» GIVEN RECORDS
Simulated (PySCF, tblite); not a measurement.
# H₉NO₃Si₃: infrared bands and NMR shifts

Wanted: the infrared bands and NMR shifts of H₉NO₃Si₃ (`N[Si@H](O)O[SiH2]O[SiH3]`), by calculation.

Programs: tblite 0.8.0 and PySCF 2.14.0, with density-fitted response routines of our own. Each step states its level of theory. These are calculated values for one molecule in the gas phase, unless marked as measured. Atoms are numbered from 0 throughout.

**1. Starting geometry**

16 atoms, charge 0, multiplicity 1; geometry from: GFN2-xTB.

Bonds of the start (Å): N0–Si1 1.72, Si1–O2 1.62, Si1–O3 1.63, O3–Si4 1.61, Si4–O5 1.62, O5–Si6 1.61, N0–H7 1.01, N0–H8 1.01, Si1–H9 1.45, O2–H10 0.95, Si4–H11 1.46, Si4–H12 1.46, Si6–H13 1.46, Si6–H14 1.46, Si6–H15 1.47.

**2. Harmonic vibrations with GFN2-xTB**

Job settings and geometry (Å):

» ASSIGNMENT
Each line in the records above must be returned exactly as it stands.

» RESPONSE
Simulated (PySCF, tblite); not a measurement.
# H₉NO₃Si₃: infrared bands and NMR shifts

Wanted: the infrared bands and NMR shifts of H₉NO₃Si₃ (`N[Si@H](O)O[SiH2]O[SiH3]`), by calculation.

Programs: tblite 0.8.0 and PySCF 2.14.0, with density-fitted response routines of our own. Each step states its level of theory. These are calculated values for one molecule in the gas phase, unless marked as measured. Atoms are numbered from 0 throughout.

**1. Starting geometry**

16 atoms, charge 0, multiplicity 1; geometry from: GFN2-xTB.

Bonds of the start (Å): N0–Si1 1.72, Si1–O2 1.62, Si1–O3 1.63, O3–Si4 1.61, Si4–O5 1.62, O5–Si6 1.61, N0–H7 1.01, N0–H8 1.01, Si1–H9 1.45, O2–H10 0.95, Si4–H11 1.46, Si4–H12 1.46, Si6–H13 1.46, Si6–H14 1.46, Si6–H15 1.47.

**2. Harmonic vibrations with GFN2-xTB**

Job settings and geometry (Å):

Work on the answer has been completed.